> [Exercise data]:
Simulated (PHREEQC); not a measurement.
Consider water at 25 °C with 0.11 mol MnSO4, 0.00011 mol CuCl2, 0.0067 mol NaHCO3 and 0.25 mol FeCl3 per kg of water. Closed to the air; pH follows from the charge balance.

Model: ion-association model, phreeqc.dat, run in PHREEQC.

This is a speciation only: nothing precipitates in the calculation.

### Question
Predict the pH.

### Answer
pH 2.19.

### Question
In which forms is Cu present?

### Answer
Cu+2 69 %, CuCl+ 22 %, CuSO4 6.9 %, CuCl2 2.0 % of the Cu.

> [Requirement]:
All of the material above is to be repeated exactly.

> [Answer space]:
Simulated (PHREEQC); not a measurement.
Consider water at 25 °C with 0.11 mol MnSO4, 0.00011 mol CuCl2, 0.0067 mol NaHCO3 and 0.25 mol FeCl3 per kg of water. Closed to the air; pH follows from the charge balance.

Model: ion-association model, phreeqc.dat, run in PHREEQC.

This is a speciation only: nothing precipitates in the calculation.

### Question
Predict the pH.

### Answer
pH 2.19.

### Question
In which forms is Cu present?

### Answer
Cu+2 69 %, CuCl+ 22 %, CuSO4 6.9 %, CuCl2 2.0 % of the Cu.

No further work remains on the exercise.